◆ ◆ ◆ ◆ ◆ ◆ ◆

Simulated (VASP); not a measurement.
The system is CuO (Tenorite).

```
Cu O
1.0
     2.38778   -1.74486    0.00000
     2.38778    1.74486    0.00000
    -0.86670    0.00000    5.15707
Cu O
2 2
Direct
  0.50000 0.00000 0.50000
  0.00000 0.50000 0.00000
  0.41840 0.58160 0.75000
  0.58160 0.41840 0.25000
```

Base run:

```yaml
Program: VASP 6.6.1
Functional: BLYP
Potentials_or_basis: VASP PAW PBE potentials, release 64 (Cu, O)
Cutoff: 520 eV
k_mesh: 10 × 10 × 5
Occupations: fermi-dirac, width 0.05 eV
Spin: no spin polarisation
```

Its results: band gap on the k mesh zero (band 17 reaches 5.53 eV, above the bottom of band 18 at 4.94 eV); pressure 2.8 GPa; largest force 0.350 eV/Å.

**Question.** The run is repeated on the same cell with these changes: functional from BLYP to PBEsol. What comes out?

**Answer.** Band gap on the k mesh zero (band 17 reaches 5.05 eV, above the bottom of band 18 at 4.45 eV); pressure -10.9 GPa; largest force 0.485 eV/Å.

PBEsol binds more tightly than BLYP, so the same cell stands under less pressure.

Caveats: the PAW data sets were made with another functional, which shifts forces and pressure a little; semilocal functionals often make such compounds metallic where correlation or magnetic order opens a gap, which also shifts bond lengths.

◆ ◆ ◆ ◆ ◆ ◆ ◆

ASSIGNED TASK: From the first line of the data through the line with "PBEsol binds more", quote each line exactly and add nothing else.

EXERCISE RESPONSE:
Simulated (VASP); not a measurement.
The system is CuO (Tenorite).

```
Cu O
1.0
     2.38778   -1.74486    0.00000
     2.38778    1.74486    0.00000
    -0.86670    0.00000    5.15707
Cu O
2 2
Direct
  0.50000 0.00000 0.50000
  0.00000 0.50000 0.00000
  0.41840 0.58160 0.75000
  0.58160 0.41840 0.25000
```

Base run:

```yaml
Program: VASP 6.6.1
Functional: BLYP
Potentials_or_basis: VASP PAW PBE potentials, release 64 (Cu, O)
Cutoff: 520 eV
k_mesh: 10 × 10 × 5
Occupations: fermi-dirac, width 0.05 eV
Spin: no spin polarisation
```

Its results: band gap on the k mesh zero (band 17 reaches 5.53 eV, above the bottom of band 18 at 4.94 eV); pressure 2.8 GPa; largest force 0.350 eV/Å.

**Question.** The run is repeated on the same cell with these changes: functional from BLYP to PBEsol. What comes out?

**Answer.** Band gap on the k mesh zero (band 17 reaches 5.05 eV, above the bottom of band 18 at 4.45 eV); pressure -10.9 GPa; largest force 0.485 eV/Å.

PBEsol binds more tightly than BLYP, so the same cell stands under less pressure.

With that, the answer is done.